WORK ITEM | Please print the entries below exactly, from the line with "heavy central atom." through the line with "E. TcCl₃ (quintet)", including both of those lines and leaving out all others.

EXTRACTED RECORDS |
────────────────────────────────────────

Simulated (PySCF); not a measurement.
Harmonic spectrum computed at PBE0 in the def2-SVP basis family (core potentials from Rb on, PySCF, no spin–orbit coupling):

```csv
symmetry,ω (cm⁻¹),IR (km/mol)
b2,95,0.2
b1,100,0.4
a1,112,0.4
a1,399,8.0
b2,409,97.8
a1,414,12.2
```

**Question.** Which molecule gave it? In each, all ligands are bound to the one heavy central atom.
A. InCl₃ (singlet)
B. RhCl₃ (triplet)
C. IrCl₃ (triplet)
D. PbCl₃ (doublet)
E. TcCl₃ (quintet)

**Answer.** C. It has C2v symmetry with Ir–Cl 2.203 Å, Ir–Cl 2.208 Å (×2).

────────────────────────────────────────

EXERCISE RESULT |
**Question.** Which molecule gave it? In each, all ligands are bound to the one heavy central atom.
A. InCl₃ (singlet)
B. RhCl₃ (triplet)
C. IrCl₃ (triplet)
D. PbCl₃ (doublet)
E. TcCl₃ (quintet)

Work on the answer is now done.